== Task item ==
Please retype, unchanged, each line from the top of the material below through the line where "Geometry optimisation, DFT" appears.

== Data excerpts ==
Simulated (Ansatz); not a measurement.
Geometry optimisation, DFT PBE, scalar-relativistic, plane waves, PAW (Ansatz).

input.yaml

== Task answer ==
Simulated (Ansatz); not a measurement.
Geometry optimisation, DFT PBE, scalar-relativistic, plane waves, PAW (Ansatz).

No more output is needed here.